START PROVIDED MATERIAL

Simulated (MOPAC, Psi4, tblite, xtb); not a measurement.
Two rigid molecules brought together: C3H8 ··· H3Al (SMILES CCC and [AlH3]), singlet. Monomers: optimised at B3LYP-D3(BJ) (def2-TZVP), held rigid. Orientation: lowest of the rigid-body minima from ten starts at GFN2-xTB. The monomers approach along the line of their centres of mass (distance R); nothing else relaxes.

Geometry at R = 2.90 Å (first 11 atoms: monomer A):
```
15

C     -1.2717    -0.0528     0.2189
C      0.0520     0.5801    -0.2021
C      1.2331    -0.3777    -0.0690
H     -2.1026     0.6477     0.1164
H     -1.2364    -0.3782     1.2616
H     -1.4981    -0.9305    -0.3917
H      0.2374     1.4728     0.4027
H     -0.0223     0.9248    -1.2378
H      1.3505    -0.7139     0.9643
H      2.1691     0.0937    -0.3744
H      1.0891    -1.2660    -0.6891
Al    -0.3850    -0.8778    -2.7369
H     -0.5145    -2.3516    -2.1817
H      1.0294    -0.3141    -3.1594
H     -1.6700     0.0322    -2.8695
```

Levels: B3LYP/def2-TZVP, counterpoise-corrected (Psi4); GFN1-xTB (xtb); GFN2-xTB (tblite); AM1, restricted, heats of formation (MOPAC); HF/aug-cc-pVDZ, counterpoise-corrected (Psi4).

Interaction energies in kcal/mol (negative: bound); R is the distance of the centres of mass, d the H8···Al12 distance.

END PROVIDED MATERIAL

• TASK ITEM
Without any change, reproduce the listing above in full.

• TASK OUTPUT
Simulated (MOPAC, Psi4, tblite, xtb); not a measurement.
Two rigid molecules brought together: C3H8 ··· H3Al (SMILES CCC and [AlH3]), singlet. Monomers: optimised at B3LYP-D3(BJ) (def2-TZVP), held rigid. Orientation: lowest of the rigid-body minima from ten starts at GFN2-xTB. The monomers approach along the line of their centres of mass (distance R); nothing else relaxes.

Geometry at R = 2.90 Å (first 11 atoms: monomer A):
```
15

C     -1.2717    -0.0528     0.2189
C      0.0520     0.5801    -0.2021
C      1.2331    -0.3777    -0.0690
H     -2.1026     0.6477     0.1164
H     -1.2364    -0.3782     1.2616
H     -1.4981    -0.9305    -0.3917
H      0.2374     1.4728     0.4027
H     -0.0223     0.9248    -1.2378
H      1.3505    -0.7139     0.9643
H      2.1691     0.0937    -0.3744
H      1.0891    -1.2660    -0.6891
Al    -0.3850    -0.8778    -2.7369
H     -0.5145    -2.3516    -2.1817
H      1.0294    -0.3141    -3.1594
H     -1.6700     0.0322    -2.8695
```

Levels: B3LYP/def2-TZVP, counterpoise-corrected (Psi4); GFN1-xTB (xtb); GFN2-xTB (tblite); AM1, restricted, heats of formation (MOPAC); HF/aug-cc-pVDZ, counterpoise-corrected (Psi4).

Interaction energies in kcal/mol (negative: bound); R is the distance of the centres of mass, d the H8···Al12 distance.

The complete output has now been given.